═════ DATA UNDER STUDY ═════

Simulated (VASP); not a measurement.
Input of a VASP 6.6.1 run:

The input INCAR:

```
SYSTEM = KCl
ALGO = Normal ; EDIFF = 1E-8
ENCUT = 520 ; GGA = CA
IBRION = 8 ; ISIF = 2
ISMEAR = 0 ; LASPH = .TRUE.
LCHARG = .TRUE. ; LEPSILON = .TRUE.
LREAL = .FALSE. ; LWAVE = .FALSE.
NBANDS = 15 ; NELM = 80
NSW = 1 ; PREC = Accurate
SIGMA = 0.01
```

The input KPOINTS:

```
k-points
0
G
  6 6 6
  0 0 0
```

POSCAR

═════

REQUIREMENT:
The response should consist of all the entries, reproduced word for word.

RESPONSE:
Simulated (VASP); not a measurement.
Input of a VASP 6.6.1 run:

The input INCAR:

```
SYSTEM = KCl
ALGO = Normal ; EDIFF = 1E-8
ENCUT = 520 ; GGA = CA
IBRION = 8 ; ISIF = 2
ISMEAR = 0 ; LASPH = .TRUE.
LCHARG = .TRUE. ; LEPSILON = .TRUE.
LREAL = .FALSE. ; LWAVE = .FALSE.
NBANDS = 15 ; NELM = 80
NSW = 1 ; PREC = Accurate
SIGMA = 0.01
```

The input KPOINTS:

```
k-points
0
G
  6 6 6
  0 0 0
```

POSCAR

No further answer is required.